* _Excerpted data_
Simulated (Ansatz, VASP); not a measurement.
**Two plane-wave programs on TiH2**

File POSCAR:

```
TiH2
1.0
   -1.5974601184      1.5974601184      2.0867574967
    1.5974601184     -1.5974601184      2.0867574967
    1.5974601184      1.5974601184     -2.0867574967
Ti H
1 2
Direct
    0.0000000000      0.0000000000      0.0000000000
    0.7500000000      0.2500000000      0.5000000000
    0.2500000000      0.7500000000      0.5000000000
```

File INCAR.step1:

* _Brief_
Repeat the listing above in full.

* _Expected answer_
Simulated (Ansatz, VASP); not a measurement.
**Two plane-wave programs on TiH2**

File POSCAR:

```
TiH2
1.0
   -1.5974601184      1.5974601184      2.0867574967
    1.5974601184     -1.5974601184      2.0867574967
    1.5974601184      1.5974601184     -2.0867574967
Ti H
1 2
Direct
    0.0000000000      0.0000000000      0.0000000000
    0.7500000000      0.2500000000      0.5000000000
    0.2500000000      0.7500000000      0.5000000000
```

File INCAR.step1:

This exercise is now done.